REQUIREMENT:
In the records below, begin at the line containing "ħ²π²/(2m t²) = 0.376" and end at the line containing "Rigid, parabolic bands"; quote every line in that span exactly, including both boundary lines, and no others.

[Start of section]

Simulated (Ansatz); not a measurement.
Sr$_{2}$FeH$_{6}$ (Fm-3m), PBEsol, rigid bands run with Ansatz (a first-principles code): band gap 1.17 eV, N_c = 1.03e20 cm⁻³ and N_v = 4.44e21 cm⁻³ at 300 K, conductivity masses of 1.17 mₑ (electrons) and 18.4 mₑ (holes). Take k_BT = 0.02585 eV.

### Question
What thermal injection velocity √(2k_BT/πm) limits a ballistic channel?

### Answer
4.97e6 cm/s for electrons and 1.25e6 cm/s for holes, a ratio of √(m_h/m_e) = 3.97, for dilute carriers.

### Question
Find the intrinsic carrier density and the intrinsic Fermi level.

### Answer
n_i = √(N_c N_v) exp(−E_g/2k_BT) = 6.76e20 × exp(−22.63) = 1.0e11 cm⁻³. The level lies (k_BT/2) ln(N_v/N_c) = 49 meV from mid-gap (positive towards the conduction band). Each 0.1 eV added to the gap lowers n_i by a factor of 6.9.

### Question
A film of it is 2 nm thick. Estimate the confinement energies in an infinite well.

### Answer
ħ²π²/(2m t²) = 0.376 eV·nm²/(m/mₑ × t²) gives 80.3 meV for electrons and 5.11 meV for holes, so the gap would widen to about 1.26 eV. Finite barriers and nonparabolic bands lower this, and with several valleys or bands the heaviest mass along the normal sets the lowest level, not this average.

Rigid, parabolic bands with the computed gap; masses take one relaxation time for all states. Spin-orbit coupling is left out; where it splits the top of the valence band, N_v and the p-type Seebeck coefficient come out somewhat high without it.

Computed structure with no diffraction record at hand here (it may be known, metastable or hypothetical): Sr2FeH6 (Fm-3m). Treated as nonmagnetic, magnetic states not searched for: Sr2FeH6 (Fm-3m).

[End of section]

WRITTEN ANSWER:
ħ²π²/(2m t²) = 0.376 eV·nm²/(m/mₑ × t²) gives 80.3 meV for electrons and 5.11 meV for holes, so the gap would widen to about 1.26 eV. Finite barriers and nonparabolic bands lower this, and with several valleys or bands the heaviest mass along the normal sets the lowest level, not this average.

Rigid, parabolic bands with the computed gap; masses take one relaxation time for all states. Spin-orbit coupling is left out; where it splits the top of the valence band, N_v and the p-type Seebeck coefficient come out somewhat high without it.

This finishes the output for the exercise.